[[ SUPPLIED DATA open ]]

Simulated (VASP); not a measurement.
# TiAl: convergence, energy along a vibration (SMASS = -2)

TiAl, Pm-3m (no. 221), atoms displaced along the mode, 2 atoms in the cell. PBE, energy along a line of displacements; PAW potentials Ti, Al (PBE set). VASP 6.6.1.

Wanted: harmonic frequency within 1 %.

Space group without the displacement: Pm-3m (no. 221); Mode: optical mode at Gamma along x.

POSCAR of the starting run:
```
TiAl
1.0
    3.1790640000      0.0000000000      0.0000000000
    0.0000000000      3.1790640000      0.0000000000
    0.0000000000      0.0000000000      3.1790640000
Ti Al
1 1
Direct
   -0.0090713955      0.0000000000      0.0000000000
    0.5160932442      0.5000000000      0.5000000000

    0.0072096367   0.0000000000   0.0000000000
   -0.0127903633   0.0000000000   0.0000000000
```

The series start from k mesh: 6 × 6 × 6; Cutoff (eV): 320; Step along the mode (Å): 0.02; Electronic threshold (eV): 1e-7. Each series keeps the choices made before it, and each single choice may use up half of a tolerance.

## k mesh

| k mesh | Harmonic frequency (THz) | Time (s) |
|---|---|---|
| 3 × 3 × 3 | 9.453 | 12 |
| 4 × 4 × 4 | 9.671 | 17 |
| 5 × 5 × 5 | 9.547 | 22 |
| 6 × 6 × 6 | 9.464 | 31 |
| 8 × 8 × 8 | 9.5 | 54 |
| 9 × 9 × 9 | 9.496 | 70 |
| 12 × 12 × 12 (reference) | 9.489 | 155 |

[[ SUPPLIED DATA closed ]]

The first line of the entries above marks where to begin; repeat each line exactly through the one that contains "Wanted: harmonic frequency within 1 %.", and include that line.

Simulated (VASP); not a measurement.
# TiAl: convergence, energy along a vibration (SMASS = -2)

TiAl, Pm-3m (no. 221), atoms displaced along the mode, 2 atoms in the cell. PBE, energy along a line of displacements; PAW potentials Ti, Al (PBE set). VASP 6.6.1.

Wanted: harmonic frequency within 1 %.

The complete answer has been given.